AVAILABLE DATA:
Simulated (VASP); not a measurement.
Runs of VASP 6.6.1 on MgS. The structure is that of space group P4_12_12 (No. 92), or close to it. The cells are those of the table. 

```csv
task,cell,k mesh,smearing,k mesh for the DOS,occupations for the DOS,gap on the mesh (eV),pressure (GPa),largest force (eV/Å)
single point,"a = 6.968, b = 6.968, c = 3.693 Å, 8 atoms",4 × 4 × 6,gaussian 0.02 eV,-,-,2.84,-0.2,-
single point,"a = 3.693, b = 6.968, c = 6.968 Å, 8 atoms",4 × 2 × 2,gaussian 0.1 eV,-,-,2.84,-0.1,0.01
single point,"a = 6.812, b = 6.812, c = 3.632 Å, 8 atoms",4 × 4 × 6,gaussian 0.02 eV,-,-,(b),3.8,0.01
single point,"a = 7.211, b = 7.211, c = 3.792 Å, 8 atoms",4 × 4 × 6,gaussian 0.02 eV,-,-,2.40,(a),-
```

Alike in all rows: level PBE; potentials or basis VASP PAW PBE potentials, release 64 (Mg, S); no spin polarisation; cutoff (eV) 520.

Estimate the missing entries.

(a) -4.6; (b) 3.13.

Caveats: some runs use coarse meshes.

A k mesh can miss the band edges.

ACTION ITEM: Word for word, restate the lines of the data above that fall between the line holding "(a) -4.6; (b) 3.13." and the line holding "Caveats: some runs use coarse meshes.", inclusive, and no other lines.

WRITTEN ANSWER:
(a) -4.6; (b) 3.13.

Caveats: some runs use coarse meshes.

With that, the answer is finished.